Data shown below:
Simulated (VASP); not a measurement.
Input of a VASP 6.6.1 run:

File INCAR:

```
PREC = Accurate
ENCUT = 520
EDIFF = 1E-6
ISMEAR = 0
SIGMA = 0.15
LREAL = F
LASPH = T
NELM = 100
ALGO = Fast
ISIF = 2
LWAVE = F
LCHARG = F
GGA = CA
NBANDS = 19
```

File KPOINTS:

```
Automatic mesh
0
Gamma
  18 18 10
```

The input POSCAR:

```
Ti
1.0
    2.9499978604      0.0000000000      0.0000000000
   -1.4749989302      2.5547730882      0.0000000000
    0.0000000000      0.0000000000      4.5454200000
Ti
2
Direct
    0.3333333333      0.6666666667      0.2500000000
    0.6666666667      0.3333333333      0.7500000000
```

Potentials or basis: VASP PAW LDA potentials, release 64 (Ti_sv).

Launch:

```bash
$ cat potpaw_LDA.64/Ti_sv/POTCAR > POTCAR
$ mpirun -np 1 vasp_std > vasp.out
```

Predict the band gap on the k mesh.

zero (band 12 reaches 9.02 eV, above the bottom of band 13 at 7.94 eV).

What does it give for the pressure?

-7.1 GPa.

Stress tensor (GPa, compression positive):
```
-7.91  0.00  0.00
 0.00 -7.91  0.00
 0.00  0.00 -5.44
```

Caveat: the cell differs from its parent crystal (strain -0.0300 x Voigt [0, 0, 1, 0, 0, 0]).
End of Data shown.

• Required action
Hand back the listing exactly. Include every line.

• Exercise result
Simulated (VASP); not a measurement.
Input of a VASP 6.6.1 run:

File INCAR:

```
PREC = Accurate
ENCUT = 520
EDIFF = 1E-6
ISMEAR = 0
SIGMA = 0.15
LREAL = F
LASPH = T
NELM = 100
ALGO = Fast
ISIF = 2
LWAVE = F
LCHARG = F
GGA = CA
NBANDS = 19
```

File KPOINTS:

```
Automatic mesh
0
Gamma
  18 18 10
```

The input POSCAR:

```
Ti
1.0
    2.9499978604      0.0000000000      0.0000000000
   -1.4749989302      2.5547730882      0.0000000000
    0.0000000000      0.0000000000      4.5454200000
Ti
2
Direct
    0.3333333333      0.6666666667      0.2500000000
    0.6666666667      0.3333333333      0.7500000000
```

Potentials or basis: VASP PAW LDA potentials, release 64 (Ti_sv).

Launch:

```bash
$ cat potpaw_LDA.64/Ti_sv/POTCAR > POTCAR
$ mpirun -np 1 vasp_std > vasp.out
```

Predict the band gap on the k mesh.

zero (band 12 reaches 9.02 eV, above the bottom of band 13 at 7.94 eV).

What does it give for the pressure?

-7.1 GPa.

Stress tensor (GPa, compression positive):
```
-7.91  0.00  0.00
 0.00 -7.91  0.00
 0.00  0.00 -5.44
```

Caveat: the cell differs from its parent crystal (strain -0.0300 x Voigt [0, 0, 1, 0, 0, 0]).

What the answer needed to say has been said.